WORK INSTRUCTION: Everything in the listing below must be duplicated exactly.

- Opening Delimiter -

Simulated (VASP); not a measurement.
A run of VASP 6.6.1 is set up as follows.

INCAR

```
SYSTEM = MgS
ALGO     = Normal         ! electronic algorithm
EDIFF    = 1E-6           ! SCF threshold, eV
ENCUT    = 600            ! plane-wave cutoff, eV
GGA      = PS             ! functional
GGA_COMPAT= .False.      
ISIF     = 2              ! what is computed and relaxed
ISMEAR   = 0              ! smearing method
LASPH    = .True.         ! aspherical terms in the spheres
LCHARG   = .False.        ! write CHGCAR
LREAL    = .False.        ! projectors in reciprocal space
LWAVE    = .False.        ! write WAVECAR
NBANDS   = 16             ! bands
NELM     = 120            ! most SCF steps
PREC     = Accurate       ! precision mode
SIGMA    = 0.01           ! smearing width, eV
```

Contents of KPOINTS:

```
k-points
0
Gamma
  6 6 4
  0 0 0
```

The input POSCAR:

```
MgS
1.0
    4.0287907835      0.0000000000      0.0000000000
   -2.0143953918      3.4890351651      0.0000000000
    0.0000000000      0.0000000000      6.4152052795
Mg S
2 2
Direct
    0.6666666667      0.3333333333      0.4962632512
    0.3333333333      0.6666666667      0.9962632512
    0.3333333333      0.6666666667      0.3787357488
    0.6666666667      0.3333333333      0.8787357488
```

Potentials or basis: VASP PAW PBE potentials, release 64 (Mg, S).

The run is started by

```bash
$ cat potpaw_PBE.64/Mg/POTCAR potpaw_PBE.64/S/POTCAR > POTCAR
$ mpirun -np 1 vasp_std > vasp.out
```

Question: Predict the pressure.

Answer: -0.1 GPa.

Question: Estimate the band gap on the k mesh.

- Closing Delimiter -

WRITTEN SOLUTION:
Simulated (VASP); not a measurement.
A run of VASP 6.6.1 is set up as follows.

INCAR

```
SYSTEM = MgS
ALGO     = Normal         ! electronic algorithm
EDIFF    = 1E-6           ! SCF threshold, eV
ENCUT    = 600            ! plane-wave cutoff, eV
GGA      = PS             ! functional
GGA_COMPAT= .False.      
ISIF     = 2              ! what is computed and relaxed
ISMEAR   = 0              ! smearing method
LASPH    = .True.         ! aspherical terms in the spheres
LCHARG   = .False.        ! write CHGCAR
LREAL    = .False.        ! projectors in reciprocal space
LWAVE    = .False.        ! write WAVECAR
NBANDS   = 16             ! bands
NELM     = 120            ! most SCF steps
PREC     = Accurate       ! precision mode
SIGMA    = 0.01           ! smearing width, eV
```

Contents of KPOINTS:

```
k-points
0
Gamma
  6 6 4
  0 0 0
```

The input POSCAR:

```
MgS
1.0
    4.0287907835      0.0000000000      0.0000000000
   -2.0143953918      3.4890351651      0.0000000000
    0.0000000000      0.0000000000      6.4152052795
Mg S
2 2
Direct
    0.6666666667      0.3333333333      0.4962632512
    0.3333333333      0.6666666667      0.9962632512
    0.3333333333      0.6666666667      0.3787357488
    0.6666666667      0.3333333333      0.8787357488
```

Potentials or basis: VASP PAW PBE potentials, release 64 (Mg, S).

The run is started by

```bash
$ cat potpaw_PBE.64/Mg/POTCAR potpaw_PBE.64/S/POTCAR > POTCAR
$ mpirun -np 1 vasp_std > vasp.out
```

Question: Predict the pressure.

Answer: -0.1 GPa.

Question: Estimate the band gap on the k mesh.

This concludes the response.